» Task item: Only the lines from the first line of the records through the line containing "Question: What follows" belong in the answer. Copy them exactly.

» Dataset excerpts:
*** Block opens ***

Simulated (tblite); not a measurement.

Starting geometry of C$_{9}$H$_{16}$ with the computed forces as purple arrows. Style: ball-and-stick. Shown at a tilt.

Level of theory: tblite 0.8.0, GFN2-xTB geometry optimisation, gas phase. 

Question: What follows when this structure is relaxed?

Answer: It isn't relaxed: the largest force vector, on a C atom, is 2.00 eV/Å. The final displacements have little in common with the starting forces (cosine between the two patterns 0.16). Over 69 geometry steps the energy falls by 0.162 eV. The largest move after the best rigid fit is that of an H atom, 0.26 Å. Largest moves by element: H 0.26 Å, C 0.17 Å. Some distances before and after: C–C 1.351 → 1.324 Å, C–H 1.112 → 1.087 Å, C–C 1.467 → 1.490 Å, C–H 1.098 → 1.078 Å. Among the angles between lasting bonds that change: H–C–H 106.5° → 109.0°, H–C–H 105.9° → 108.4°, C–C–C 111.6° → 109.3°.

*** Block closes ***

» Solution:
Simulated (tblite); not a measurement.

Starting geometry of C$_{9}$H$_{16}$ with the computed forces as purple arrows. Style: ball-and-stick. Shown at a tilt.

Level of theory: tblite 0.8.0, GFN2-xTB geometry optimisation, gas phase. 

Question: What follows when this structure is relaxed?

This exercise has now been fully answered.